**DATA SUPPLIED:**
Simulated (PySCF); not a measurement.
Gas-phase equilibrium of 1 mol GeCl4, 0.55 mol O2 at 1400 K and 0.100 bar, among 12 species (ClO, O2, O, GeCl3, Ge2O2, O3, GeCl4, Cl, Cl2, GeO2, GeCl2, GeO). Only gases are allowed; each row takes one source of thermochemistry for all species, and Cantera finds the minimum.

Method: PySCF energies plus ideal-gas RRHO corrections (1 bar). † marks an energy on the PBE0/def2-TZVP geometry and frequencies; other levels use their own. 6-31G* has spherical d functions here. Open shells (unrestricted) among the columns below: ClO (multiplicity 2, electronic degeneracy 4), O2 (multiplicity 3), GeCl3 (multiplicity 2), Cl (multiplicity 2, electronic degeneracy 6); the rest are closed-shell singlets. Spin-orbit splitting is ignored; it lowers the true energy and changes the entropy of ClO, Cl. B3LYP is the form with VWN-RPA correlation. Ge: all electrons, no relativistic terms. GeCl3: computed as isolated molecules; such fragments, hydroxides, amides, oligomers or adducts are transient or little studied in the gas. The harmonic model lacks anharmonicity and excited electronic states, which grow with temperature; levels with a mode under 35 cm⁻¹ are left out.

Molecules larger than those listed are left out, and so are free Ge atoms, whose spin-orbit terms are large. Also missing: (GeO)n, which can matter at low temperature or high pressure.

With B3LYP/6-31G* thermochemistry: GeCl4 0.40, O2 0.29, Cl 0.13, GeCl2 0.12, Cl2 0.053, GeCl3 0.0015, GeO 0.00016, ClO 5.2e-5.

**WORK ORDER:**
Would you restate, word for word, every line of the listing from its first line through the line with "Gas-phase equilibrium of"?

**WORKED SOLUTION:**
Simulated (PySCF); not a measurement.
Gas-phase equilibrium of 1 mol GeCl4, 0.55 mol O2 at 1400 K and 0.100 bar, among 12 species (ClO, O2, O, GeCl3, Ge2O2, O3, GeCl4, Cl, Cl2, GeO2, GeCl2, GeO). Only gases are allowed; each row takes one source of thermochemistry for all species, and Cantera finds the minimum.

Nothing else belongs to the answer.